*EXERCISE DATA*.
====================

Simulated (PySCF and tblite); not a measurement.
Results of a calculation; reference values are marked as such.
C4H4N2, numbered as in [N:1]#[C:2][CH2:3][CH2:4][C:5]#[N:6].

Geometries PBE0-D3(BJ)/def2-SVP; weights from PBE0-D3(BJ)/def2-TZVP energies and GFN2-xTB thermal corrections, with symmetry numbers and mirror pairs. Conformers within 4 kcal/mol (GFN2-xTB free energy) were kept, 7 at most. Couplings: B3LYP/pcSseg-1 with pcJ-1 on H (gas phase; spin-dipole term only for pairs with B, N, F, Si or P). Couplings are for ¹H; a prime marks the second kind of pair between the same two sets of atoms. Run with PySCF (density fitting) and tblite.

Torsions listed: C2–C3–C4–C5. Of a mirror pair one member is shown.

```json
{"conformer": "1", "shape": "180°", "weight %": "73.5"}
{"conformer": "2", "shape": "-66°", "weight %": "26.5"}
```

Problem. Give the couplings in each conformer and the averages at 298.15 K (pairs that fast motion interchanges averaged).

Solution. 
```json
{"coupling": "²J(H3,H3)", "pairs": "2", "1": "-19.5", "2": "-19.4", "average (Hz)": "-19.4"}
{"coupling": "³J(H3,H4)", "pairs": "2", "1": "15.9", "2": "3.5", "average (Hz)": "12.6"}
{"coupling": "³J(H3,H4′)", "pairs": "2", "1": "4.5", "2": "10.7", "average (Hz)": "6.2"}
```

====================

*ASSIGNMENT*. The stretch of entries above that starts with the line containing "Geometries PBE0-D3(BJ)/def2-SVP; weights" and goes on through the line containing "Torsions listed: C2–C3–C4–C5." is to be transcribed exactly, and no other line is to be transcribed.

*EXERCISE RESPONSE*.
Geometries PBE0-D3(BJ)/def2-SVP; weights from PBE0-D3(BJ)/def2-TZVP energies and GFN2-xTB thermal corrections, with symmetry numbers and mirror pairs. Conformers within 4 kcal/mol (GFN2-xTB free energy) were kept, 7 at most. Couplings: B3LYP/pcSseg-1 with pcJ-1 on H (gas phase; spin-dipole term only for pairs with B, N, F, Si or P). Couplings are for ¹H; a prime marks the second kind of pair between the same two sets of atoms. Run with PySCF (density fitting) and tblite.

Torsions listed: C2–C3–C4–C5. Of a mirror pair one member is shown.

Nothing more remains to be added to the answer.